Required action:
Every line below between the one holding "atoms displaced) (calculated)" and the one holding "Common to all", inclusive, should be copied exactly, and no other line.

[[ Listed entries, beginning ]]

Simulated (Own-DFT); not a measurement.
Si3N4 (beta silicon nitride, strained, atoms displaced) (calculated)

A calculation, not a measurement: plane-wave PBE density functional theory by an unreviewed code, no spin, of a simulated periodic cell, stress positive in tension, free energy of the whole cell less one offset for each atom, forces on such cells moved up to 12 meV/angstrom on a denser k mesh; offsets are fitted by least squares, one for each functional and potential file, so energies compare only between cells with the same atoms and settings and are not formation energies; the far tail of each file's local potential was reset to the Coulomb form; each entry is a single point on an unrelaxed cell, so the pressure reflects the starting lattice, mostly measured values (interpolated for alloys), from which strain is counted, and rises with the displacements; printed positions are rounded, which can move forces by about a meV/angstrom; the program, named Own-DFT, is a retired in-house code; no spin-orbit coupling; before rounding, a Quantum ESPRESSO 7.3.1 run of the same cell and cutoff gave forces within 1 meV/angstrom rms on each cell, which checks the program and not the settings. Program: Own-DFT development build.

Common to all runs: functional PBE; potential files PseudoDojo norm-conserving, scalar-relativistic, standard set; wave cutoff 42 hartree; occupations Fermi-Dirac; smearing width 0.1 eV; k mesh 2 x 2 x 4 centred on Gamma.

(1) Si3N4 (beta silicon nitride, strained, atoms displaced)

[[ Listed entries, end ]]

Task result:
Si3N4 (beta silicon nitride, strained, atoms displaced) (calculated)

A calculation, not a measurement: plane-wave PBE density functional theory by an unreviewed code, no spin, of a simulated periodic cell, stress positive in tension, free energy of the whole cell less one offset for each atom, forces on such cells moved up to 12 meV/angstrom on a denser k mesh; offsets are fitted by least squares, one for each functional and potential file, so energies compare only between cells with the same atoms and settings and are not formation energies; the far tail of each file's local potential was reset to the Coulomb form; each entry is a single point on an unrelaxed cell, so the pressure reflects the starting lattice, mostly measured values (interpolated for alloys), from which strain is counted, and rises with the displacements; printed positions are rounded, which can move forces by about a meV/angstrom; the program, named Own-DFT, is a retired in-house code; no spin-orbit coupling; before rounding, a Quantum ESPRESSO 7.3.1 run of the same cell and cutoff gave forces within 1 meV/angstrom rms on each cell, which checks the program and not the settings. Program: Own-DFT development build.

Common to all runs: functional PBE; potential files PseudoDojo norm-conserving, scalar-relativistic, standard set; wave cutoff 42 hartree; occupations Fermi-Dirac; smearing width 0.1 eV; k mesh 2 x 2 x 4 centred on Gamma.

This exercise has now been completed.